+ + + + + + +
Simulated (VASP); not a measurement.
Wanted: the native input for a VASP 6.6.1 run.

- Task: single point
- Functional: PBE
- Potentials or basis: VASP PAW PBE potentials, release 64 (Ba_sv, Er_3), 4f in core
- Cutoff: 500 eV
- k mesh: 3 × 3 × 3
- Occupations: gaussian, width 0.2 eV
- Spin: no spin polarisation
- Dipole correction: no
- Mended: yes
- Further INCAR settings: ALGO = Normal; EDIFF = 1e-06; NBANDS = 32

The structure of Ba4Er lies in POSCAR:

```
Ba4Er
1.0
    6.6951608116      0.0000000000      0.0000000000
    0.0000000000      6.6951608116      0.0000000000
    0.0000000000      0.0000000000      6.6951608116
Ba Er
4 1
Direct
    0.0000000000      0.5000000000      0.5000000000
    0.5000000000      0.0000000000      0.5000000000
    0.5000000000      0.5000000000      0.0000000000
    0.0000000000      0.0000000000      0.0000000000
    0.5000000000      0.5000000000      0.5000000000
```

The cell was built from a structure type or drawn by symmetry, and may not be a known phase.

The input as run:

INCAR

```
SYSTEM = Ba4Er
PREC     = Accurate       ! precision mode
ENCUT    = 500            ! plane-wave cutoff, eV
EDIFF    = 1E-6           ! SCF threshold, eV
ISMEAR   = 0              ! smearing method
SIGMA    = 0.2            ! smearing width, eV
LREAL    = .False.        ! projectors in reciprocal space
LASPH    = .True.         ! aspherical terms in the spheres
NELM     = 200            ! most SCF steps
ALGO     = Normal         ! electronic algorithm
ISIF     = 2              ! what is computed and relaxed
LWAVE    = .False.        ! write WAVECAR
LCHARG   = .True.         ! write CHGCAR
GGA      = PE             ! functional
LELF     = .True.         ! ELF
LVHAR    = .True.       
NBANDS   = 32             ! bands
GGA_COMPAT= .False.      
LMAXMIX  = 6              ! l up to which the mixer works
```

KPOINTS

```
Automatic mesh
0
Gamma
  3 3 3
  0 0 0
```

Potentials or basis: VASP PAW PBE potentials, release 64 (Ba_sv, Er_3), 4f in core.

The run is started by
+ + + + + + +

=== REQUIRED ACTION ===
Return exactly the opening lines of the listing above, ending with the line that has "4f in core.".

=== TASK RESPONSE ===
Simulated (VASP); not a measurement.
Wanted: the native input for a VASP 6.6.1 run.

- Task: single point
- Functional: PBE
- Potentials or basis: VASP PAW PBE potentials, release 64 (Ba_sv, Er_3), 4f in core
- Cutoff: 500 eV
- k mesh: 3 × 3 × 3
- Occupations: gaussian, width 0.2 eV
- Spin: no spin polarisation
- Dipole correction: no
- Mended: yes
- Further INCAR settings: ALGO = Normal; EDIFF = 1e-06; NBANDS = 32

The structure of Ba4Er lies in POSCAR:

```
Ba4Er
1.0
    6.6951608116      0.0000000000      0.0000000000
    0.0000000000      6.6951608116      0.0000000000
    0.0000000000      0.0000000000      6.6951608116
Ba Er
4 1
Direct
    0.0000000000      0.5000000000      0.5000000000
    0.5000000000      0.0000000000      0.5000000000
    0.5000000000      0.5000000000      0.0000000000
    0.0000000000      0.0000000000      0.0000000000
    0.5000000000      0.5000000000      0.5000000000
```

The cell was built from a structure type or drawn by symmetry, and may not be a known phase.

The input as run:

INCAR

```
SYSTEM = Ba4Er
PREC     = Accurate       ! precision mode
ENCUT    = 500            ! plane-wave cutoff, eV
EDIFF    = 1E-6           ! SCF threshold, eV
ISMEAR   = 0              ! smearing method
SIGMA    = 0.2            ! smearing width, eV
LREAL    = .False.        ! projectors in reciprocal space
LASPH    = .True.         ! aspherical terms in the spheres
NELM     = 200            ! most SCF steps
ALGO     = Normal         ! electronic algorithm
ISIF     = 2              ! what is computed and relaxed
LWAVE    = .False.        ! write WAVECAR
LCHARG   = .True.         ! write CHGCAR
GGA      = PE             ! functional
LELF     = .True.         ! ELF
LVHAR    = .True.       
NBANDS   = 32             ! bands
GGA_COMPAT= .False.      
LMAXMIX  = 6              ! l up to which the mixer works
```

KPOINTS

```
Automatic mesh
0
Gamma
  3 3 3
  0 0 0
```

Potentials or basis: VASP PAW PBE potentials, release 64 (Ba_sv, Er_3), 4f in core.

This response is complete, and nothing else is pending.